* ACTION ITEM *
The line containing "The starting structure**" marks the end, so write out exactly every line from the top of the entries below through that one.

◆ ◆ ◆

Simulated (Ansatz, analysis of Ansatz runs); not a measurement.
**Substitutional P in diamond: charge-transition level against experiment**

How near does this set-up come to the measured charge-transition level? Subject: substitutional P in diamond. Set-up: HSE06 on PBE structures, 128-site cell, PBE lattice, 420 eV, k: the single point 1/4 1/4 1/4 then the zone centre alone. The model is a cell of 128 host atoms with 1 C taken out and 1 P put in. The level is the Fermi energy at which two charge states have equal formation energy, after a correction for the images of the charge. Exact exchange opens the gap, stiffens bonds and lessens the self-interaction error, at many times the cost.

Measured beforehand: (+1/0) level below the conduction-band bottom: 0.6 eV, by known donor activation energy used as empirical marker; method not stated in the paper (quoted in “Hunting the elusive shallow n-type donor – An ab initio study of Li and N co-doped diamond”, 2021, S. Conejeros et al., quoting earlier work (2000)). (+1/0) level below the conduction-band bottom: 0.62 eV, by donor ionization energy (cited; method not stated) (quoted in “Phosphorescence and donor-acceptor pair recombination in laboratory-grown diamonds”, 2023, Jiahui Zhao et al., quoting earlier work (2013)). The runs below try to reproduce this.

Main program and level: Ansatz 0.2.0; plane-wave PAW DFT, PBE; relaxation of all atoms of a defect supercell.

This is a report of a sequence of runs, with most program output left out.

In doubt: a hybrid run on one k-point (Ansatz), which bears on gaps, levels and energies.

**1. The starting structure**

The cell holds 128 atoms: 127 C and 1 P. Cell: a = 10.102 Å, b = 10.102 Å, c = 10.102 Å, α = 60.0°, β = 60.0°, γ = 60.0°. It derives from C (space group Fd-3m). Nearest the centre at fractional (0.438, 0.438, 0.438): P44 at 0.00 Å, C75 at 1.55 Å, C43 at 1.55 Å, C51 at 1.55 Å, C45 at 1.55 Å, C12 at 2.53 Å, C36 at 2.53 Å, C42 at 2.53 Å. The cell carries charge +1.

◆ ◆ ◆

* EXPECTED ANSWER *
Simulated (Ansatz, analysis of Ansatz runs); not a measurement.
**Substitutional P in diamond: charge-transition level against experiment**

How near does this set-up come to the measured charge-transition level? Subject: substitutional P in diamond. Set-up: HSE06 on PBE structures, 128-site cell, PBE lattice, 420 eV, k: the single point 1/4 1/4 1/4 then the zone centre alone. The model is a cell of 128 host atoms with 1 C taken out and 1 P put in. The level is the Fermi energy at which two charge states have equal formation energy, after a correction for the images of the charge. Exact exchange opens the gap, stiffens bonds and lessens the self-interaction error, at many times the cost.

Measured beforehand: (+1/0) level below the conduction-band bottom: 0.6 eV, by known donor activation energy used as empirical marker; method not stated in the paper (quoted in “Hunting the elusive shallow n-type donor – An ab initio study of Li and N co-doped diamond”, 2021, S. Conejeros et al., quoting earlier work (2000)). (+1/0) level below the conduction-band bottom: 0.62 eV, by donor ionization energy (cited; method not stated) (quoted in “Phosphorescence and donor-acceptor pair recombination in laboratory-grown diamonds”, 2023, Jiahui Zhao et al., quoting earlier work (2013)). The runs below try to reproduce this.

Main program and level: Ansatz 0.2.0; plane-wave PAW DFT, PBE; relaxation of all atoms of a defect supercell.

This is a report of a sequence of runs, with most program output left out.

In doubt: a hybrid run on one k-point (Ansatz), which bears on gaps, levels and energies.

**1. The starting structure**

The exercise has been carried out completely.